▸ Data under study:
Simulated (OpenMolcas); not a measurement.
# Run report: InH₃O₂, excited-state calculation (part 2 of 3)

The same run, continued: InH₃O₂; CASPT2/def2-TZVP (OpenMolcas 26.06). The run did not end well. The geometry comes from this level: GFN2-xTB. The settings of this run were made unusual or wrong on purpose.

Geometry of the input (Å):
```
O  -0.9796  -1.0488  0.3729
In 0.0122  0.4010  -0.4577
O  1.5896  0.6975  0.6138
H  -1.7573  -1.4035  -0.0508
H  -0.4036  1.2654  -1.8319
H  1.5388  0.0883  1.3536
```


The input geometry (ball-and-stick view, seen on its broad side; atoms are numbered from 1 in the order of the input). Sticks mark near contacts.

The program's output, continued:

▸ Activity:
Go to the line in the material above that contains "# Run report: InH₃O₂, excited-state" and copy exactly from there through the line that contains "The input geometry", stopping after it.

▸ Problem solution:
# Run report: InH₃O₂, excited-state calculation (part 2 of 3)

The same run, continued: InH₃O₂; CASPT2/def2-TZVP (OpenMolcas 26.06). The run did not end well. The geometry comes from this level: GFN2-xTB. The settings of this run were made unusual or wrong on purpose.

Geometry of the input (Å):
```
O  -0.9796  -1.0488  0.3729
In 0.0122  0.4010  -0.4577
O  1.5896  0.6975  0.6138
H  -1.7573  -1.4035  -0.0508
H  -0.4036  1.2654  -1.8319
H  1.5388  0.0883  1.3536
```


The input geometry (ball-and-stick view, seen on its broad side; atoms are numbered from 1 in the order of the input). Sticks mark near contacts.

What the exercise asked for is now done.